Work request -> Lines outside the range are not wanted. Give again exactly the lines between the line holding "Problem. Translate it" and the line holding "none | none | - |", inclusive, from the listing below.

Entries shown ->
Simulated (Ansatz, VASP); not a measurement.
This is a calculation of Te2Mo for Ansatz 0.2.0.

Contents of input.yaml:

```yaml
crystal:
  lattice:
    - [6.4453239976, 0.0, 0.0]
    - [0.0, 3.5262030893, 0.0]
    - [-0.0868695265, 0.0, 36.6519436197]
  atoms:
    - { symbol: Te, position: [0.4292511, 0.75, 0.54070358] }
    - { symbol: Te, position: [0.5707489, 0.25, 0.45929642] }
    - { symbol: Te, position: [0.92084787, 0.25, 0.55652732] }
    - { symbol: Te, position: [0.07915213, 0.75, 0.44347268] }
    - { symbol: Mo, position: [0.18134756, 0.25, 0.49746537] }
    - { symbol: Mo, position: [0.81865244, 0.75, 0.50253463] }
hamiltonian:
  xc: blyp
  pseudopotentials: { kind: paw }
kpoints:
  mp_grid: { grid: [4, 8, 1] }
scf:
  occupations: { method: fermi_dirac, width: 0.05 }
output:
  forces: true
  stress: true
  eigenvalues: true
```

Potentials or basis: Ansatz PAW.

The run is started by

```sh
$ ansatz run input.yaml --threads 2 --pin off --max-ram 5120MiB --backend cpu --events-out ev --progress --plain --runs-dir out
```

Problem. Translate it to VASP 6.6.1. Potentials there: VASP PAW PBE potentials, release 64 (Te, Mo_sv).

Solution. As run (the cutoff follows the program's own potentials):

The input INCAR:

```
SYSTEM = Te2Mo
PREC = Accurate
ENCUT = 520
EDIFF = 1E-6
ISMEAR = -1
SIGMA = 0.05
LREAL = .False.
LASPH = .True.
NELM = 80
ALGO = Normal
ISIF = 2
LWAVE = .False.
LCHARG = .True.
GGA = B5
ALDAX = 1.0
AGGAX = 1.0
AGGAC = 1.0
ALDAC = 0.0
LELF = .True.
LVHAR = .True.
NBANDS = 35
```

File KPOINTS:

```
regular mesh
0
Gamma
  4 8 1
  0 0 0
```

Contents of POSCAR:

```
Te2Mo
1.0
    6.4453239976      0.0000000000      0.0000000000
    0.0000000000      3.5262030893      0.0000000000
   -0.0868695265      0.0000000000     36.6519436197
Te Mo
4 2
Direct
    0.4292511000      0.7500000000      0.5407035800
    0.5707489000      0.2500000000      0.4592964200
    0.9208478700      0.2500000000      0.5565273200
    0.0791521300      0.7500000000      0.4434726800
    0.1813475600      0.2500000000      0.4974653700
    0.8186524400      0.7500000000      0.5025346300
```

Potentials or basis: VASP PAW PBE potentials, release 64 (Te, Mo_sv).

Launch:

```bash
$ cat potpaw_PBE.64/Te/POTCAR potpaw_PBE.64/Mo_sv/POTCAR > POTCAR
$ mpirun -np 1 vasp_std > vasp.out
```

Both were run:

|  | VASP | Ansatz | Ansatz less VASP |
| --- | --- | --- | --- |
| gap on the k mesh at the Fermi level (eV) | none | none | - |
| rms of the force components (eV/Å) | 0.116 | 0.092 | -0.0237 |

Expected answer ->
Problem. Translate it to VASP 6.6.1. Potentials there: VASP PAW PBE potentials, release 64 (Te, Mo_sv).

Solution. As run (the cutoff follows the program's own potentials):

The input INCAR:

```
SYSTEM = Te2Mo
PREC = Accurate
ENCUT = 520
EDIFF = 1E-6
ISMEAR = -1
SIGMA = 0.05
LREAL = .False.
LASPH = .True.
NELM = 80
ALGO = Normal
ISIF = 2
LWAVE = .False.
LCHARG = .True.
GGA = B5
ALDAX = 1.0
AGGAX = 1.0
AGGAC = 1.0
ALDAC = 0.0
LELF = .True.
LVHAR = .True.
NBANDS = 35
```

File KPOINTS:

```
regular mesh
0
Gamma
  4 8 1
  0 0 0
```

Contents of POSCAR:

```
Te2Mo
1.0
    6.4453239976      0.0000000000      0.0000000000
    0.0000000000      3.5262030893      0.0000000000
   -0.0868695265      0.0000000000     36.6519436197
Te Mo
4 2
Direct
    0.4292511000      0.7500000000      0.5407035800
    0.5707489000      0.2500000000      0.4592964200
    0.9208478700      0.2500000000      0.5565273200
    0.0791521300      0.7500000000      0.4434726800
    0.1813475600      0.2500000000      0.4974653700
    0.8186524400      0.7500000000      0.5025346300
```

Potentials or basis: VASP PAW PBE potentials, release 64 (Te, Mo_sv).

Launch:

```bash
$ cat potpaw_PBE.64/Te/POTCAR potpaw_PBE.64/Mo_sv/POTCAR > POTCAR
$ mpirun -np 1 vasp_std > vasp.out
```

Both were run:

|  | VASP | Ansatz | Ansatz less VASP |
| --- | --- | --- | --- |
| gap on the k mesh at the Fermi level (eV) | none | none | - |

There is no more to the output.